=== Recorded data ===
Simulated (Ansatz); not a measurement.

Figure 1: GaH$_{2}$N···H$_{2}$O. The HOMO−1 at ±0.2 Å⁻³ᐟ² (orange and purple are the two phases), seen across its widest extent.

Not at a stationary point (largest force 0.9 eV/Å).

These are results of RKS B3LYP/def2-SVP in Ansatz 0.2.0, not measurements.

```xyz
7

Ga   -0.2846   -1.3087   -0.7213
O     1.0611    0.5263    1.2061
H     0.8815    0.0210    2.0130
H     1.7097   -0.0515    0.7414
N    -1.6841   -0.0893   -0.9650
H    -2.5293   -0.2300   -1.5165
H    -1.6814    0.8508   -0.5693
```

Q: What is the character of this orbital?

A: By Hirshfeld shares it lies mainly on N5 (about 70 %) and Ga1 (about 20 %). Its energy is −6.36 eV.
===

▶ **Action item**
Retype every entry without changing anything.

▶ **Worked solution**
Simulated (Ansatz); not a measurement.

Figure 1: GaH$_{2}$N···H$_{2}$O. The HOMO−1 at ±0.2 Å⁻³ᐟ² (orange and purple are the two phases), seen across its widest extent.

Not at a stationary point (largest force 0.9 eV/Å).

These are results of RKS B3LYP/def2-SVP in Ansatz 0.2.0, not measurements.

```xyz
7

Ga   -0.2846   -1.3087   -0.7213
O     1.0611    0.5263    1.2061
H     0.8815    0.0210    2.0130
H     1.7097   -0.0515    0.7414
N    -1.6841   -0.0893   -0.9650
H    -2.5293   -0.2300   -1.5165
H    -1.6814    0.8508   -0.5693
```

Q: What is the character of this orbital?

A: By Hirshfeld shares it lies mainly on N5 (about 70 %) and Ga1 (about 20 %). Its energy is −6.36 eV.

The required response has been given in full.